- [TASK ITEM]:
Each entry should be quoted word for word, including every mark of punctuation.

- [SOURCE INFORMATION]:
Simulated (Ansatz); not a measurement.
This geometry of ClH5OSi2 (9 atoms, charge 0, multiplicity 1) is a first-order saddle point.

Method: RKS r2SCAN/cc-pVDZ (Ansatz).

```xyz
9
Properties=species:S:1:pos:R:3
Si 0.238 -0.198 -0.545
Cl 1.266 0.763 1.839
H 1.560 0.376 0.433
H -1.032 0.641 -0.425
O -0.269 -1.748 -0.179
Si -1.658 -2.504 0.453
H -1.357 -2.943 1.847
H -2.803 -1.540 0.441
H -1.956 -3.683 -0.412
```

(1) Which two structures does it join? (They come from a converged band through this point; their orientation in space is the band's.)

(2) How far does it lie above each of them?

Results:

- [YOUR SOLUTION]:
Simulated (Ansatz); not a measurement.
This geometry of ClH5OSi2 (9 atoms, charge 0, multiplicity 1) is a first-order saddle point.

Method: RKS r2SCAN/cc-pVDZ (Ansatz).

```xyz
9
Properties=species:S:1:pos:R:3
Si 0.238 -0.198 -0.545
Cl 1.266 0.763 1.839
H 1.560 0.376 0.433
H -1.032 0.641 -0.425
O -0.269 -1.748 -0.179
Si -1.658 -2.504 0.453
H -1.357 -2.943 1.847
H -2.803 -1.540 0.441
H -1.956 -3.683 -0.412
```

(1) Which two structures does it join? (They come from a converged band through this point; their orientation in space is the band's.)

(2) How far does it lie above each of them?

Results:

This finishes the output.